:: ACTION ITEM ::
Restate the full set of records exactly, without adding or dropping a word.

━━ INPUT DATA

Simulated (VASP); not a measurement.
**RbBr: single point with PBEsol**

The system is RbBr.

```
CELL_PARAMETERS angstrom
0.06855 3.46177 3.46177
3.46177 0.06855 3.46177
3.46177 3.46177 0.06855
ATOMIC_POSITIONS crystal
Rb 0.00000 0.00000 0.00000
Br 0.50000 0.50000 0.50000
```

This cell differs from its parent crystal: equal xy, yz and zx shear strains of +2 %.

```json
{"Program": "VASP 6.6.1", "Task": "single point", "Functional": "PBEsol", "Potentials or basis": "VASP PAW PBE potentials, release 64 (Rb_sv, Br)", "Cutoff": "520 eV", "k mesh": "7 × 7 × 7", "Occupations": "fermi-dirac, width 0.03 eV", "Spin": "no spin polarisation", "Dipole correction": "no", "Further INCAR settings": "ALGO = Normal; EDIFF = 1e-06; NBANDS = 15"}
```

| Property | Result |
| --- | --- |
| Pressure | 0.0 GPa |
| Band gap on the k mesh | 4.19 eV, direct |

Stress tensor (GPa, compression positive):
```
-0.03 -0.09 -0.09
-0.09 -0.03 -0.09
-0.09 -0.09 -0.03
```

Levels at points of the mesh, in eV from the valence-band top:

━━━━

:: WRITTEN ANSWER ::
Simulated (VASP); not a measurement.
**RbBr: single point with PBEsol**

The system is RbBr.

```
CELL_PARAMETERS angstrom
0.06855 3.46177 3.46177
3.46177 0.06855 3.46177
3.46177 3.46177 0.06855
ATOMIC_POSITIONS crystal
Rb 0.00000 0.00000 0.00000
Br 0.50000 0.50000 0.50000
```

This cell differs from its parent crystal: equal xy, yz and zx shear strains of +2 %.

```json
{"Program": "VASP 6.6.1", "Task": "single point", "Functional": "PBEsol", "Potentials or basis": "VASP PAW PBE potentials, release 64 (Rb_sv, Br)", "Cutoff": "520 eV", "k mesh": "7 × 7 × 7", "Occupations": "fermi-dirac, width 0.03 eV", "Spin": "no spin polarisation", "Dipole correction": "no", "Further INCAR settings": "ALGO = Normal; EDIFF = 1e-06; NBANDS = 15"}
```

| Property | Result |
| --- | --- |
| Pressure | 0.0 GPa |
| Band gap on the k mesh | 4.19 eV, direct |

Stress tensor (GPa, compression positive):
```
-0.03 -0.09 -0.09
-0.09 -0.03 -0.09
-0.09 -0.09 -0.03
```

Levels at points of the mesh, in eV from the valence-band top:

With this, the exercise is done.